WORK TASK
Within the material below, locate the line with "4.21 | -12.96 |" and the line with "Q: Estimate the", then return those two lines and all lines between them, exactly as written.

RECORD EXTRACTS
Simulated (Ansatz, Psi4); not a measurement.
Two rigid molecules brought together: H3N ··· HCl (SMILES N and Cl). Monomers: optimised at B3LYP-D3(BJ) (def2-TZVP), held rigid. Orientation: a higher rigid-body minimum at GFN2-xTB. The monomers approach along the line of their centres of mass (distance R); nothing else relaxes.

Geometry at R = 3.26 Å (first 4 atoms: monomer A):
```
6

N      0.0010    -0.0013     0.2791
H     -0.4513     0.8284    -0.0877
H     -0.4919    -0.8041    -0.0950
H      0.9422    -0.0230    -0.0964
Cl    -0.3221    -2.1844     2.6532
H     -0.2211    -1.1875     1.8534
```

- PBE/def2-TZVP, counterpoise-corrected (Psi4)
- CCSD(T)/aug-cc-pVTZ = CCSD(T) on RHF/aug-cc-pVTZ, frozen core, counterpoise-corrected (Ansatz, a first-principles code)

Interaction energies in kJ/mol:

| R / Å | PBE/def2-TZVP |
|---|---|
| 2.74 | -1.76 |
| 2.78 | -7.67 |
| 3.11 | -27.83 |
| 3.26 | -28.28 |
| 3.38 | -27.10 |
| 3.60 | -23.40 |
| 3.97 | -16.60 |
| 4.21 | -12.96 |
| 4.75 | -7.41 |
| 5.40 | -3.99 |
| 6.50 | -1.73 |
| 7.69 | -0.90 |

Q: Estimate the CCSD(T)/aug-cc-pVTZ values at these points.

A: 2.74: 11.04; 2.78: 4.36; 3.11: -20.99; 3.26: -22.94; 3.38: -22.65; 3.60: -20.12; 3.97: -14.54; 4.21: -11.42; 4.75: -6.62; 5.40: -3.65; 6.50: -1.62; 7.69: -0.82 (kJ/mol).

EXPECTED ANSWER
| 4.21 | -12.96 |
| 4.75 | -7.41 |
| 5.40 | -3.99 |
| 6.50 | -1.73 |
| 7.69 | -0.90 |

Q: Estimate the CCSD(T)/aug-cc-pVTZ values at these points.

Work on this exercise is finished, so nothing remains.